— Data to examine —
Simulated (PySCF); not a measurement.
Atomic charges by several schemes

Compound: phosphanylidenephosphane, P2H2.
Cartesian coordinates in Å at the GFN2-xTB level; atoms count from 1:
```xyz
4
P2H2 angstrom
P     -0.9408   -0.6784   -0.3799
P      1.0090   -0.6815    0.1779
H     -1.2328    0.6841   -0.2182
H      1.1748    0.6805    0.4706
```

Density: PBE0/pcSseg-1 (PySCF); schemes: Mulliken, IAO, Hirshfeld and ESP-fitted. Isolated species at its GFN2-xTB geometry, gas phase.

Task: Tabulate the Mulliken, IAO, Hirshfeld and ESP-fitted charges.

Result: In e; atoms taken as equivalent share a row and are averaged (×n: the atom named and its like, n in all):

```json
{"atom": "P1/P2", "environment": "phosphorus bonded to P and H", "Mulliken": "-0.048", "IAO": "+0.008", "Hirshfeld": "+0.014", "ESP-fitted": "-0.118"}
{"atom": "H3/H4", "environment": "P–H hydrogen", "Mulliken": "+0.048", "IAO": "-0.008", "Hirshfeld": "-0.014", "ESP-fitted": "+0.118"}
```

— Work task —
The answer is the full set of records above, repeated exactly.

— Exercise response —
Simulated (PySCF); not a measurement.
Atomic charges by several schemes

Compound: phosphanylidenephosphane, P2H2.
Cartesian coordinates in Å at the GFN2-xTB level; atoms count from 1:
```xyz
4
P2H2 angstrom
P     -0.9408   -0.6784   -0.3799
P      1.0090   -0.6815    0.1779
H     -1.2328    0.6841   -0.2182
H      1.1748    0.6805    0.4706
```

Density: PBE0/pcSseg-1 (PySCF); schemes: Mulliken, IAO, Hirshfeld and ESP-fitted. Isolated species at its GFN2-xTB geometry, gas phase.

Task: Tabulate the Mulliken, IAO, Hirshfeld and ESP-fitted charges.

Result: In e; atoms taken as equivalent share a row and are averaged (×n: the atom named and its like, n in all):

```json
{"atom": "P1/P2", "environment": "phosphorus bonded to P and H", "Mulliken": "-0.048", "IAO": "+0.008", "Hirshfeld": "+0.014", "ESP-fitted": "-0.118"}
{"atom": "H3/H4", "environment": "P–H hydrogen", "Mulliken": "+0.048", "IAO": "-0.008", "Hirshfeld": "-0.014", "ESP-fitted": "+0.118"}
```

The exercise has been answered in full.